> Task item
Of the lines listed below, return exactly those that run from the line containing "Spectrum 1. ¹H" through the line containing "Calculated, not measured", both included.

====== Records provided ======

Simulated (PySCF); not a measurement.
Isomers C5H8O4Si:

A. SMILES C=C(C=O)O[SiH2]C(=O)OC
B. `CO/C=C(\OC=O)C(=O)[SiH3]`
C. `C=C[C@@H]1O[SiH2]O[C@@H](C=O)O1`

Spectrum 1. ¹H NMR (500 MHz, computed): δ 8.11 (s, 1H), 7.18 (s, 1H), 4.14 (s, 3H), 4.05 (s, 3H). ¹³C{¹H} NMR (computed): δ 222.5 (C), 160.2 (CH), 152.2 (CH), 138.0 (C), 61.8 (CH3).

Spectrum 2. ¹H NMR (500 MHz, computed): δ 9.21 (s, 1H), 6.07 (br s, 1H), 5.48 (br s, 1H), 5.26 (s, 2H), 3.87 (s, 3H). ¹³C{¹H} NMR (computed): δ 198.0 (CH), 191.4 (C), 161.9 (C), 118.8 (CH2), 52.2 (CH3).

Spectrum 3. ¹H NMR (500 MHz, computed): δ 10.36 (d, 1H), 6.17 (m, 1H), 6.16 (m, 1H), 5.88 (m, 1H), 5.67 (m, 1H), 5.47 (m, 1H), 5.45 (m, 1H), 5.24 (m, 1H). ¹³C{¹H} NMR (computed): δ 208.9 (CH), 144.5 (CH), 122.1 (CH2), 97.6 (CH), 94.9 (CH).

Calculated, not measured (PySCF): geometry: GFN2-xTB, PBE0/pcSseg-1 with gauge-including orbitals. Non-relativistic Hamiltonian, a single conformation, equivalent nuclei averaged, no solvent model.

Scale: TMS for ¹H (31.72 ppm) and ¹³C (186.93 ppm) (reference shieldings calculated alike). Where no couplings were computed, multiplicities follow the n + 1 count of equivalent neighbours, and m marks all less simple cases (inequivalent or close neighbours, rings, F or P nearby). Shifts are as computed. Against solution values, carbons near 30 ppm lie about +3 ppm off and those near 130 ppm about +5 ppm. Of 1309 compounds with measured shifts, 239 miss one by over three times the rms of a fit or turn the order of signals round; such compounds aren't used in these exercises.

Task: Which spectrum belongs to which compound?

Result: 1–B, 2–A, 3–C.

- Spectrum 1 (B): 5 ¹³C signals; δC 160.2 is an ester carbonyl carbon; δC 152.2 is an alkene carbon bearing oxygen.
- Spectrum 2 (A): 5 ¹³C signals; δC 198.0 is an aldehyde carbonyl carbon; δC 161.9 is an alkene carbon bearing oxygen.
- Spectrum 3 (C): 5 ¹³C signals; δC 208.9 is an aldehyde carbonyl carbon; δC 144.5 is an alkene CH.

======

> Answer section
Spectrum 1. ¹H NMR (500 MHz, computed): δ 8.11 (s, 1H), 7.18 (s, 1H), 4.14 (s, 3H), 4.05 (s, 3H). ¹³C{¹H} NMR (computed): δ 222.5 (C), 160.2 (CH), 152.2 (CH), 138.0 (C), 61.8 (CH3).

Spectrum 2. ¹H NMR (500 MHz, computed): δ 9.21 (s, 1H), 6.07 (br s, 1H), 5.48 (br s, 1H), 5.26 (s, 2H), 3.87 (s, 3H). ¹³C{¹H} NMR (computed): δ 198.0 (CH), 191.4 (C), 161.9 (C), 118.8 (CH2), 52.2 (CH3).

Spectrum 3. ¹H NMR (500 MHz, computed): δ 10.36 (d, 1H), 6.17 (m, 1H), 6.16 (m, 1H), 5.88 (m, 1H), 5.67 (m, 1H), 5.47 (m, 1H), 5.45 (m, 1H), 5.24 (m, 1H). ¹³C{¹H} NMR (computed): δ 208.9 (CH), 144.5 (CH), 122.1 (CH2), 97.6 (CH), 94.9 (CH).

Calculated, not measured (PySCF): geometry: GFN2-xTB, PBE0/pcSseg-1 with gauge-including orbitals. Non-relativistic Hamiltonian, a single conformation, equivalent nuclei averaged, no solvent model.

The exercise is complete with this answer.